◆ Data ◆

◆ ◆ ◆ ◆

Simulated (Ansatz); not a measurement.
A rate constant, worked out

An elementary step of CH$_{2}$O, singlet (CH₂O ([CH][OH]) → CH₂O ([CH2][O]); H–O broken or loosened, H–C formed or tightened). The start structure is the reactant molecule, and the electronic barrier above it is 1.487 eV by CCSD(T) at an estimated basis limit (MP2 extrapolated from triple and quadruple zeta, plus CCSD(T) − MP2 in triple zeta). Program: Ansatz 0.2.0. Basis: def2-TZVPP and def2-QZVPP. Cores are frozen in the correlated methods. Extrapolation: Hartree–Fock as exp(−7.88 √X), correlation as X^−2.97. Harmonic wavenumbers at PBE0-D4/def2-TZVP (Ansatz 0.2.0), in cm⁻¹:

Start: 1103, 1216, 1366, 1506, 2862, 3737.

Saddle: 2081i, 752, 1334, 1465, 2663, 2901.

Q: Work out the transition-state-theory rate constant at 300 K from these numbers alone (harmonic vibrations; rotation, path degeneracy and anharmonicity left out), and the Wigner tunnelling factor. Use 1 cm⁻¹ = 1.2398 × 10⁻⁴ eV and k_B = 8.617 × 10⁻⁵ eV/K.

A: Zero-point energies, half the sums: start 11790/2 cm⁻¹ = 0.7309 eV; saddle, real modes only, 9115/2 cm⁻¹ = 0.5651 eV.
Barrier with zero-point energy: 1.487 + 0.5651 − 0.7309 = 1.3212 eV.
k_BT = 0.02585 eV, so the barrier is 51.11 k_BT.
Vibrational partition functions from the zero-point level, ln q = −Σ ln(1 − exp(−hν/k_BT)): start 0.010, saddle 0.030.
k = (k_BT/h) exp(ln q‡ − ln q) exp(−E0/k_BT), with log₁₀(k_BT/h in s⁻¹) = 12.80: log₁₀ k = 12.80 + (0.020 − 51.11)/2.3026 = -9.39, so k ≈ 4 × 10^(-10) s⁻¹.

◆ ◆ ◆ ◆

◆ Exercise ◆
Reproduce the records above exactly, from the first line to the line that holds "A rate constant, worked out", inclusive, and omit everything after it.

◆ Response area ◆
Simulated (Ansatz); not a measurement.
A rate constant, worked out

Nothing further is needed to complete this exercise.